Each record is to be repeated exactly as it stands below.

─── GIVEN INFORMATION

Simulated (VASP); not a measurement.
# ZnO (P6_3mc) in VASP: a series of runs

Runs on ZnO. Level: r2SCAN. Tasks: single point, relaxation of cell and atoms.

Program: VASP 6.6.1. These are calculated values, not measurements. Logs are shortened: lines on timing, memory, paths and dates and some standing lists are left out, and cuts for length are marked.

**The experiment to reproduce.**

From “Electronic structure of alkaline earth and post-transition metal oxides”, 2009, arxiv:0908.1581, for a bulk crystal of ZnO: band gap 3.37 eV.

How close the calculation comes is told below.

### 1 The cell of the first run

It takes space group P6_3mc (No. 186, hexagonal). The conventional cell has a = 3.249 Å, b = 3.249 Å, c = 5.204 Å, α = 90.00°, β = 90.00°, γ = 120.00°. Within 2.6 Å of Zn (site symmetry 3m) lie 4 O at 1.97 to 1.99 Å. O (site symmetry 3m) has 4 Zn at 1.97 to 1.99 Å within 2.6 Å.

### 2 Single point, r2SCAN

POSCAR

──────

**TASK OUTPUT:**
Simulated (VASP); not a measurement.
# ZnO (P6_3mc) in VASP: a series of runs

Runs on ZnO. Level: r2SCAN. Tasks: single point, relaxation of cell and atoms.

Program: VASP 6.6.1. These are calculated values, not measurements. Logs are shortened: lines on timing, memory, paths and dates and some standing lists are left out, and cuts for length are marked.

**The experiment to reproduce.**

From “Electronic structure of alkaline earth and post-transition metal oxides”, 2009, arxiv:0908.1581, for a bulk crystal of ZnO: band gap 3.37 eV.

How close the calculation comes is told below.

### 1 The cell of the first run

It takes space group P6_3mc (No. 186, hexagonal). The conventional cell has a = 3.249 Å, b = 3.249 Å, c = 5.204 Å, α = 90.00°, β = 90.00°, γ = 120.00°. Within 2.6 Å of Zn (site symmetry 3m) lie 4 O at 1.97 to 1.99 Å. O (site symmetry 3m) has 4 Zn at 1.97 to 1.99 Å within 2.6 Å.

### 2 Single point, r2SCAN

POSCAR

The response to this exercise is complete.